(Work instruction) Repeat, without any change, the entries presented below.

(Record set)
>>

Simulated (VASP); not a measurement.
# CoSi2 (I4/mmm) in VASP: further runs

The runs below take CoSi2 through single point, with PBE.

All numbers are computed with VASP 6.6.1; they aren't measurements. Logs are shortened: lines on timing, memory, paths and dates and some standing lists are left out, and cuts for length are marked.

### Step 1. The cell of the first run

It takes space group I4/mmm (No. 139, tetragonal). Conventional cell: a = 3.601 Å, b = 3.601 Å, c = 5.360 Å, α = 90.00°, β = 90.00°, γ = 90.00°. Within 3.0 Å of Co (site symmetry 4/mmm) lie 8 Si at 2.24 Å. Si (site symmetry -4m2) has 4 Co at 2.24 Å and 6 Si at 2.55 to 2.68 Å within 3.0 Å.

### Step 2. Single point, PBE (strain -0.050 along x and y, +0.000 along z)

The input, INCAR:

<<

(Task output)
Simulated (VASP); not a measurement.
# CoSi2 (I4/mmm) in VASP: further runs

The runs below take CoSi2 through single point, with PBE.

All numbers are computed with VASP 6.6.1; they aren't measurements. Logs are shortened: lines on timing, memory, paths and dates and some standing lists are left out, and cuts for length are marked.

### Step 1. The cell of the first run

It takes space group I4/mmm (No. 139, tetragonal). Conventional cell: a = 3.601 Å, b = 3.601 Å, c = 5.360 Å, α = 90.00°, β = 90.00°, γ = 90.00°. Within 3.0 Å of Co (site symmetry 4/mmm) lie 8 Si at 2.24 Å. Si (site symmetry -4m2) has 4 Co at 2.24 Å and 6 Si at 2.55 to 2.68 Å within 3.0 Å.

### Step 2. Single point, PBE (strain -0.050 along x and y, +0.000 along z)

The input, INCAR:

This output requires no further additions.